* **Record extracts**:
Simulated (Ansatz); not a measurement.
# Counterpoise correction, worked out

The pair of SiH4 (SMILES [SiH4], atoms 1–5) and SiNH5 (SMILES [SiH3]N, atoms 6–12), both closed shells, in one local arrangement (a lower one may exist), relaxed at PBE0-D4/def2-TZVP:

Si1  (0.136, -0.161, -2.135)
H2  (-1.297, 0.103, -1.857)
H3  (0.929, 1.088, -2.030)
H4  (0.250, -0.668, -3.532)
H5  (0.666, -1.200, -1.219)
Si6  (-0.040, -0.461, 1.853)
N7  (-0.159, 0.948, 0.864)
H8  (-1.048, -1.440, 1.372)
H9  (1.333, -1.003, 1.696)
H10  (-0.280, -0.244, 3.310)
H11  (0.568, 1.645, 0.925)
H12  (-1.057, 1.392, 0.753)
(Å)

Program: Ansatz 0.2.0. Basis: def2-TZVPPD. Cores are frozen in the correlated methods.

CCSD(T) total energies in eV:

* **Assignment**: Please, from the entries above, set down exactly the lines from the one containing "# Counterpoise correction, worked out" through the one containing "(0.250, -0.668, -3.532)", and only those.

* **Solution**:
# Counterpoise correction, worked out

The pair of SiH4 (SMILES [SiH4], atoms 1–5) and SiNH5 (SMILES [SiH3]N, atoms 6–12), both closed shells, in one local arrangement (a lower one may exist), relaxed at PBE0-D4/def2-TZVP:

Si1  (0.136, -0.161, -2.135)
H2  (-1.297, 0.103, -1.857)
H3  (0.929, 1.088, -2.030)
H4  (0.250, -0.668, -3.532)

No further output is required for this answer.